DATASET EXTRACT:
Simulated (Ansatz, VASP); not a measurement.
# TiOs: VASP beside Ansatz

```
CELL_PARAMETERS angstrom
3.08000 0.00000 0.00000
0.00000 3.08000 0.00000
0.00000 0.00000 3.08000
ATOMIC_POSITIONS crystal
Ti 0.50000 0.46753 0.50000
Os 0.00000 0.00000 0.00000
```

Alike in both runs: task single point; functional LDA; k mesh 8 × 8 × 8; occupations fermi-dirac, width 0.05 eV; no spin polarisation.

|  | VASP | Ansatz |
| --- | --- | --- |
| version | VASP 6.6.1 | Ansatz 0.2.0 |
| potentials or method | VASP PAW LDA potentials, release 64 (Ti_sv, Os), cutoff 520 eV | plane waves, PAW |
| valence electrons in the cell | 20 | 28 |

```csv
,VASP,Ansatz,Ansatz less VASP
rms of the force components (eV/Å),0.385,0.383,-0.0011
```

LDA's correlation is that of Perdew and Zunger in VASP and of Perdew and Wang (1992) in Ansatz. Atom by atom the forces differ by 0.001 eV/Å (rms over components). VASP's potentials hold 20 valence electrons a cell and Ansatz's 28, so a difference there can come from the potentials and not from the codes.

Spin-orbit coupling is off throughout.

ASSIGNMENT: Nothing in the data should be left out when you retype it exactly.

TASK OUTPUT:
Simulated (Ansatz, VASP); not a measurement.
# TiOs: VASP beside Ansatz

```
CELL_PARAMETERS angstrom
3.08000 0.00000 0.00000
0.00000 3.08000 0.00000
0.00000 0.00000 3.08000
ATOMIC_POSITIONS crystal
Ti 0.50000 0.46753 0.50000
Os 0.00000 0.00000 0.00000
```

Alike in both runs: task single point; functional LDA; k mesh 8 × 8 × 8; occupations fermi-dirac, width 0.05 eV; no spin polarisation.

|  | VASP | Ansatz |
| --- | --- | --- |
| version | VASP 6.6.1 | Ansatz 0.2.0 |
| potentials or method | VASP PAW LDA potentials, release 64 (Ti_sv, Os), cutoff 520 eV | plane waves, PAW |
| valence electrons in the cell | 20 | 28 |

```csv
,VASP,Ansatz,Ansatz less VASP
rms of the force components (eV/Å),0.385,0.383,-0.0011
```

LDA's correlation is that of Perdew and Zunger in VASP and of Perdew and Wang (1992) in Ansatz. Atom by atom the forces differ by 0.001 eV/Å (rms over components). VASP's potentials hold 20 valence electrons a cell and Ansatz's 28, so a difference there can come from the potentials and not from the codes.

Spin-orbit coupling is off throughout.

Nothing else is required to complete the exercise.